- **WORK INSTRUCTION**:
From the data below, please reproduce exactly everything from the line that contains "Occupations of the" down to the line that contains "Q: Which smearing", with both ends included.

- **MATERIAL PROVIDED**:
========================================================================

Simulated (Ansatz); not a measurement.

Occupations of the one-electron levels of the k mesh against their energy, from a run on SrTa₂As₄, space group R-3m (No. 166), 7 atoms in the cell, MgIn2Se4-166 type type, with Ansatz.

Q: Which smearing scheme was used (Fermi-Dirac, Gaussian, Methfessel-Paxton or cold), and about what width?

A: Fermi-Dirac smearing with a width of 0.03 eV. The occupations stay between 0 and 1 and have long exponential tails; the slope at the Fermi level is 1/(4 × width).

========================================================================

- **WRITTEN SOLUTION**:
Occupations of the one-electron levels of the k mesh against their energy, from a run on SrTa₂As₄, space group R-3m (No. 166), 7 atoms in the cell, MgIn2Se4-166 type type, with Ansatz.

Q: Which smearing scheme was used (Fermi-Dirac, Gaussian, Methfessel-Paxton or cold), and about what width?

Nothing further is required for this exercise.